**Work request**
Output exactly the first line of the listing and each line after it, through the line that contains "Figure 1. The"; add nothing else.

**Data provided**

----------

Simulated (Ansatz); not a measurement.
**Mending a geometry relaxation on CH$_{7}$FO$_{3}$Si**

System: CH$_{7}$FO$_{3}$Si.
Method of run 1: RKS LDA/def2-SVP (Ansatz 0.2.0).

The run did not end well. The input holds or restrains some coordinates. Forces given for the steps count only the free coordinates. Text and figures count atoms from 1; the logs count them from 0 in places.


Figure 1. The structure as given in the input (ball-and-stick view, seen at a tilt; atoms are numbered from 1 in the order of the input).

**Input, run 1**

----------

**Worked solution**
Simulated (Ansatz); not a measurement.
**Mending a geometry relaxation on CH$_{7}$FO$_{3}$Si**

System: CH$_{7}$FO$_{3}$Si.
Method of run 1: RKS LDA/def2-SVP (Ansatz 0.2.0).

The run did not end well. The input holds or restrains some coordinates. Forces given for the steps count only the free coordinates. Text and figures count atoms from 1; the logs count them from 0 in places.


Figure 1. The structure as given in the input (ball-and-stick view, seen at a tilt; atoms are numbered from 1 in the order of the input).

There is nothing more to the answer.